Brief » Could you set down the full listing, unchanged?

*** Data provided Section Begins ***

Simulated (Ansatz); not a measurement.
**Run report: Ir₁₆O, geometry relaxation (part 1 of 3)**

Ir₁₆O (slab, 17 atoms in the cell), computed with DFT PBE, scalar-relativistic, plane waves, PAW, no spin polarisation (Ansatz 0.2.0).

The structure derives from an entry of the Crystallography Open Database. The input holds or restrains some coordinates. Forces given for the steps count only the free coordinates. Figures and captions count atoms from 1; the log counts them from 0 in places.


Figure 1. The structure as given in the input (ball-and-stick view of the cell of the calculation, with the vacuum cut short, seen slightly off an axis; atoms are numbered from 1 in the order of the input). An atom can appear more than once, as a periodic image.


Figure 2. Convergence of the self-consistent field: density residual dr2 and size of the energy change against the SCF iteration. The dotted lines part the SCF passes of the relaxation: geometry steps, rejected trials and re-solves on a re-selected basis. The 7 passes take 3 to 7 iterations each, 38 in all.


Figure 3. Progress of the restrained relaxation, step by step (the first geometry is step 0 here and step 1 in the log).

*** Data provided Section Ends ***

Task response »
Simulated (Ansatz); not a measurement.
**Run report: Ir₁₆O, geometry relaxation (part 1 of 3)**

Ir₁₆O (slab, 17 atoms in the cell), computed with DFT PBE, scalar-relativistic, plane waves, PAW, no spin polarisation (Ansatz 0.2.0).

The structure derives from an entry of the Crystallography Open Database. The input holds or restrains some coordinates. Forces given for the steps count only the free coordinates. Figures and captions count atoms from 1; the log counts them from 0 in places.


Figure 1. The structure as given in the input (ball-and-stick view of the cell of the calculation, with the vacuum cut short, seen slightly off an axis; atoms are numbered from 1 in the order of the input). An atom can appear more than once, as a periodic image.


Figure 2. Convergence of the self-consistent field: density residual dr2 and size of the energy change against the SCF iteration. The dotted lines part the SCF passes of the relaxation: geometry steps, rejected trials and re-solves on a re-selected basis. The 7 passes take 3 to 7 iterations each, 38 in all.


Figure 3. Progress of the restrained relaxation, step by step (the first geometry is step 0 here and step 1 in the log).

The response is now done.